(WORK TASK)
Write out the entries again exactly as they are given.

========================================================================

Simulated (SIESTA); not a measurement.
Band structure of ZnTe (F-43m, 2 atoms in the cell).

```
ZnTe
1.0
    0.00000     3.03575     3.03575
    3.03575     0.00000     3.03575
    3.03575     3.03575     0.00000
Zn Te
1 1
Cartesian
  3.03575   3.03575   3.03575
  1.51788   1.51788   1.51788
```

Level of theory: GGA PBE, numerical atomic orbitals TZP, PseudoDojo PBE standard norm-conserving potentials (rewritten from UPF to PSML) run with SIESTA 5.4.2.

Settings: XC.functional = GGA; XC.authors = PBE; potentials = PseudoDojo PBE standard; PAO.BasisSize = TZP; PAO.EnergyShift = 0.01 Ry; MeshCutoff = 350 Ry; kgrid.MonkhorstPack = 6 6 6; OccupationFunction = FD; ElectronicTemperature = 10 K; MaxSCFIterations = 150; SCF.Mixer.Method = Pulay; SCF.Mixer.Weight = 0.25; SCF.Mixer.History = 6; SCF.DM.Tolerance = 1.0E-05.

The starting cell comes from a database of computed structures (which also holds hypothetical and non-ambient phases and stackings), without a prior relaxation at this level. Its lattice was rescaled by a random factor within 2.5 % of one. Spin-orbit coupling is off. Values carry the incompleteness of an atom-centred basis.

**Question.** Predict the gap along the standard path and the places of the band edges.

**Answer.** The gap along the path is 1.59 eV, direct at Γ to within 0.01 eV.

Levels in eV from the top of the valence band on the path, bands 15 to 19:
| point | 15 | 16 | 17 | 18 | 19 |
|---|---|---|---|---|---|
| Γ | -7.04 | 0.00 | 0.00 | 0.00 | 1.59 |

========================================================================

(RESPONSE BOX)
Simulated (SIESTA); not a measurement.
Band structure of ZnTe (F-43m, 2 atoms in the cell).

```
ZnTe
1.0
    0.00000     3.03575     3.03575
    3.03575     0.00000     3.03575
    3.03575     3.03575     0.00000
Zn Te
1 1
Cartesian
  3.03575   3.03575   3.03575
  1.51788   1.51788   1.51788
```

Level of theory: GGA PBE, numerical atomic orbitals TZP, PseudoDojo PBE standard norm-conserving potentials (rewritten from UPF to PSML) run with SIESTA 5.4.2.

Settings: XC.functional = GGA; XC.authors = PBE; potentials = PseudoDojo PBE standard; PAO.BasisSize = TZP; PAO.EnergyShift = 0.01 Ry; MeshCutoff = 350 Ry; kgrid.MonkhorstPack = 6 6 6; OccupationFunction = FD; ElectronicTemperature = 10 K; MaxSCFIterations = 150; SCF.Mixer.Method = Pulay; SCF.Mixer.Weight = 0.25; SCF.Mixer.History = 6; SCF.DM.Tolerance = 1.0E-05.

The starting cell comes from a database of computed structures (which also holds hypothetical and non-ambient phases and stackings), without a prior relaxation at this level. Its lattice was rescaled by a random factor within 2.5 % of one. Spin-orbit coupling is off. Values carry the incompleteness of an atom-centred basis.

**Question.** Predict the gap along the standard path and the places of the band edges.

**Answer.** The gap along the path is 1.59 eV, direct at Γ to within 0.01 eV.

Levels in eV from the top of the valence band on the path, bands 15 to 19:
| point | 15 | 16 | 17 | 18 | 19 |
|---|---|---|---|---|---|
| Γ | -7.04 | 0.00 | 0.00 | 0.00 | 1.59 |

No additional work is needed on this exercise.